════════════════════

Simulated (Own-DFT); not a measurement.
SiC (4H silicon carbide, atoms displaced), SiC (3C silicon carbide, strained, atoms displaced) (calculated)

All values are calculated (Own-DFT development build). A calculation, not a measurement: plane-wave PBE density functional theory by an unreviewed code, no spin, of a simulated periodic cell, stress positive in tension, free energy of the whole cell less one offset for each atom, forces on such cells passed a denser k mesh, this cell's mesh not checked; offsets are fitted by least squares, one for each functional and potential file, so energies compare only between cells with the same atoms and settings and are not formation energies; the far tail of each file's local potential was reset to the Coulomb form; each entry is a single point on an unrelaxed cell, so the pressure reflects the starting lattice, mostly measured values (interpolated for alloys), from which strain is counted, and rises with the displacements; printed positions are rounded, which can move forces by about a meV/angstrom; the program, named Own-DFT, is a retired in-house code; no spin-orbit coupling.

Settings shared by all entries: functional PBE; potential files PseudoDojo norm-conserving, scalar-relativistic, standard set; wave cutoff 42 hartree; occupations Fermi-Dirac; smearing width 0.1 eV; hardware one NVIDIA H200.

════════════════════

- [TASK ITEM] From the top of the material above, please transcribe each line exactly. Include the line with "All values are" and end there.

- [EXERCISE SOLUTION]
Simulated (Own-DFT); not a measurement.
SiC (4H silicon carbide, atoms displaced), SiC (3C silicon carbide, strained, atoms displaced) (calculated)

All values are calculated (Own-DFT development build). A calculation, not a measurement: plane-wave PBE density functional theory by an unreviewed code, no spin, of a simulated periodic cell, stress positive in tension, free energy of the whole cell less one offset for each atom, forces on such cells passed a denser k mesh, this cell's mesh not checked; offsets are fitted by least squares, one for each functional and potential file, so energies compare only between cells with the same atoms and settings and are not formation energies; the far tail of each file's local potential was reset to the Coulomb form; each entry is a single point on an unrelaxed cell, so the pressure reflects the starting lattice, mostly measured values (interpolated for alloys), from which strain is counted, and rises with the displacements; printed positions are rounded, which can move forces by about a meV/angstrom; the program, named Own-DFT, is a retired in-house code; no spin-orbit coupling.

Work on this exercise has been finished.